· · · · ·

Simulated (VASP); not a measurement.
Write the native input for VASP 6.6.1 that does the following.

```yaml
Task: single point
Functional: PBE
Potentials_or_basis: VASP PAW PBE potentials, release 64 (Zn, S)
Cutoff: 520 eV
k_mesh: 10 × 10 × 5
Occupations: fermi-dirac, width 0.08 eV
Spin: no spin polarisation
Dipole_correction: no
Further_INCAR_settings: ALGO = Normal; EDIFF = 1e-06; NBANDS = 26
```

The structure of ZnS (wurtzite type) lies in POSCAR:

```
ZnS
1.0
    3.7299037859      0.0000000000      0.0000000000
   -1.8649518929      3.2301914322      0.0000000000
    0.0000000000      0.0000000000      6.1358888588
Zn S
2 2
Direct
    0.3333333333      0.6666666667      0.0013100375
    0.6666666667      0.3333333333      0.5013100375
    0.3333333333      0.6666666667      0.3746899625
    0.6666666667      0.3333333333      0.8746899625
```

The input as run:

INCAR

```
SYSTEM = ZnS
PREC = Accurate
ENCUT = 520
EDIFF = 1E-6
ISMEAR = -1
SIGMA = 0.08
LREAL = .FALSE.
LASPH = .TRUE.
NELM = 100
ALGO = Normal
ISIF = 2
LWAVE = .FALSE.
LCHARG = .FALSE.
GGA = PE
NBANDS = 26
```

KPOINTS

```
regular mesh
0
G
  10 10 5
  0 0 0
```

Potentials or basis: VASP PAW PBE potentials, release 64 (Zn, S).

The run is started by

· · · · ·

◆ Requirement ◆
Please write out the records from above, keeping every line exact.

◆ Response box ◆
Simulated (VASP); not a measurement.
Write the native input for VASP 6.6.1 that does the following.

```yaml
Task: single point
Functional: PBE
Potentials_or_basis: VASP PAW PBE potentials, release 64 (Zn, S)
Cutoff: 520 eV
k_mesh: 10 × 10 × 5
Occupations: fermi-dirac, width 0.08 eV
Spin: no spin polarisation
Dipole_correction: no
Further_INCAR_settings: ALGO = Normal; EDIFF = 1e-06; NBANDS = 26
```

The structure of ZnS (wurtzite type) lies in POSCAR:

```
ZnS
1.0
    3.7299037859      0.0000000000      0.0000000000
   -1.8649518929      3.2301914322      0.0000000000
    0.0000000000      0.0000000000      6.1358888588
Zn S
2 2
Direct
    0.3333333333      0.6666666667      0.0013100375
    0.6666666667      0.3333333333      0.5013100375
    0.3333333333      0.6666666667      0.3746899625
    0.6666666667      0.3333333333      0.8746899625
```

The input as run:

INCAR

```
SYSTEM = ZnS
PREC = Accurate
ENCUT = 520
EDIFF = 1E-6
ISMEAR = -1
SIGMA = 0.08
LREAL = .FALSE.
LASPH = .TRUE.
NELM = 100
ALGO = Normal
ISIF = 2
LWAVE = .FALSE.
LCHARG = .FALSE.
GGA = PE
NBANDS = 26
```

KPOINTS

```
regular mesh
0
G
  10 10 5
  0 0 0
```

Potentials or basis: VASP PAW PBE potentials, release 64 (Zn, S).

The run is started by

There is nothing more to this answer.